- _WORK ORDER_
All of the data must be printed exactly; please include every line.

────────────────────────────────────────

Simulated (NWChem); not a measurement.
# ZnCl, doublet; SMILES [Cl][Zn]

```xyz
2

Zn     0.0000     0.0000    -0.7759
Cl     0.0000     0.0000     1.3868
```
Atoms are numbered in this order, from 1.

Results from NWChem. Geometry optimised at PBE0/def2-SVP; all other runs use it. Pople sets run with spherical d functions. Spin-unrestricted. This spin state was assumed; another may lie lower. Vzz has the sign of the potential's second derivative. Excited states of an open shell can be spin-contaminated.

────────────────────────────────────────

- _YOUR RESPONSE_
Simulated (NWChem); not a measurement.
# ZnCl, doublet; SMILES [Cl][Zn]

```xyz
2

Zn     0.0000     0.0000    -0.7759
Cl     0.0000     0.0000     1.3868
```
Atoms are numbered in this order, from 1.

Results from NWChem. Geometry optimised at PBE0/def2-SVP; all other runs use it. Pople sets run with spherical d functions. Spin-unrestricted. This spin state was assumed; another may lie lower. Vzz has the sign of the potential's second derivative. Excited states of an open shell can be spin-contaminated.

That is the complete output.